******

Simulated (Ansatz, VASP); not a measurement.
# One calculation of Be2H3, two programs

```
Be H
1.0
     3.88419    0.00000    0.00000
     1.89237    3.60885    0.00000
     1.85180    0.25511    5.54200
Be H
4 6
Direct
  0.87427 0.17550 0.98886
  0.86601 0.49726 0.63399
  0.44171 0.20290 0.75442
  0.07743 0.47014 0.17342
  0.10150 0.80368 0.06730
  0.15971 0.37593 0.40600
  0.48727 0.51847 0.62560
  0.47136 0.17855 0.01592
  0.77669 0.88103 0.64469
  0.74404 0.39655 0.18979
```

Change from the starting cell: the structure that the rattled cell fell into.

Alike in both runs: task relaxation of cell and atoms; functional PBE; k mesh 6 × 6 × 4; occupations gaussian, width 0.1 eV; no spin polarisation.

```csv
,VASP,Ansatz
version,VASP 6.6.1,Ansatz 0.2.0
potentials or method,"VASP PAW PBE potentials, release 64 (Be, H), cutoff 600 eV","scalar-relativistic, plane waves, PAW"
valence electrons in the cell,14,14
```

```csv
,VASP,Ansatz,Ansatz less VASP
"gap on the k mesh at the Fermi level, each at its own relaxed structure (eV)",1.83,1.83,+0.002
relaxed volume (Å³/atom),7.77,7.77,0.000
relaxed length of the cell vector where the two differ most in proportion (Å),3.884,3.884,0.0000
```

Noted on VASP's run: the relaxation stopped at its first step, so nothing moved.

******

Activity »
Output must consist only of the listing's lines from the first through the line with "Change from the", reproduced word for word.

Exercise response »
Simulated (Ansatz, VASP); not a measurement.
# One calculation of Be2H3, two programs

```
Be H
1.0
     3.88419    0.00000    0.00000
     1.89237    3.60885    0.00000
     1.85180    0.25511    5.54200
Be H
4 6
Direct
  0.87427 0.17550 0.98886
  0.86601 0.49726 0.63399
  0.44171 0.20290 0.75442
  0.07743 0.47014 0.17342
  0.10150 0.80368 0.06730
  0.15971 0.37593 0.40600
  0.48727 0.51847 0.62560
  0.47136 0.17855 0.01592
  0.77669 0.88103 0.64469
  0.74404 0.39655 0.18979
```

Change from the starting cell: the structure that the rattled cell fell into.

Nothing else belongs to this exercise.